### Work order:
Every entry below should be printed again exactly as it reads.

══ Input data

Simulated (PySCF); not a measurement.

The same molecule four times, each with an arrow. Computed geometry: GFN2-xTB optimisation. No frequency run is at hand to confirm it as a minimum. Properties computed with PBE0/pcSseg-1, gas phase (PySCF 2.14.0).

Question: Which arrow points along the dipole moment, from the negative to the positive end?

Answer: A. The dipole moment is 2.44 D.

════

### Expected answer:
Simulated (PySCF); not a measurement.

The same molecule four times, each with an arrow. Computed geometry: GFN2-xTB optimisation. No frequency run is at hand to confirm it as a minimum. Properties computed with PBE0/pcSseg-1, gas phase (PySCF 2.14.0).

Question: Which arrow points along the dipole moment, from the negative to the positive end?

Answer: A. The dipole moment is 2.44 D.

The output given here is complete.